**Exercise**
Copy out the data below verbatim.

◇ ◇ ◇ ◇
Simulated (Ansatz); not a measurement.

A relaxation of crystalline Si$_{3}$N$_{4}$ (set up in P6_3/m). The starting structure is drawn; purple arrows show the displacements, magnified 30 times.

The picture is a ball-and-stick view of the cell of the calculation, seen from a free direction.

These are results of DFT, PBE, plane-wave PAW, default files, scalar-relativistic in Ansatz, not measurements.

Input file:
◇ ◇ ◇ ◇

**Answer area**
Simulated (Ansatz); not a measurement.

A relaxation of crystalline Si$_{3}$N$_{4}$ (set up in P6_3/m). The starting structure is drawn; purple arrows show the displacements, magnified 30 times.

The picture is a ball-and-stick view of the cell of the calculation, seen from a free direction.

These are results of DFT, PBE, plane-wave PAW, default files, scalar-relativistic in Ansatz, not measurements.

Input file:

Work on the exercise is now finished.